> ASSIGNED TASK: Return the entire listing exactly, leaving nothing out.

> DATA TO EXAMINE:
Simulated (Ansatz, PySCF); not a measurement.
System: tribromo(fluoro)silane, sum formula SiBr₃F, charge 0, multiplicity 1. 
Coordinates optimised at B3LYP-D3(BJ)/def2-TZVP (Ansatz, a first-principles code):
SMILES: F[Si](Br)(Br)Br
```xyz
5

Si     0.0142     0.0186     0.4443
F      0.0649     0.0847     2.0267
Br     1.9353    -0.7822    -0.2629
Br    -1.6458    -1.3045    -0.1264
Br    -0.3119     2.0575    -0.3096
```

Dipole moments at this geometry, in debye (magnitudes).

> ANSWER SECTION:
Simulated (Ansatz, PySCF); not a measurement.
System: tribromo(fluoro)silane, sum formula SiBr₃F, charge 0, multiplicity 1. 
Coordinates optimised at B3LYP-D3(BJ)/def2-TZVP (Ansatz, a first-principles code):
SMILES: F[Si](Br)(Br)Br
```xyz
5

Si     0.0142     0.0186     0.4443
F      0.0649     0.0847     2.0267
Br     1.9353    -0.7822    -0.2629
Br    -1.6458    -1.3045    -0.1264
Br    -0.3119     2.0575    -0.3096
```

Dipole moments at this geometry, in debye (magnitudes).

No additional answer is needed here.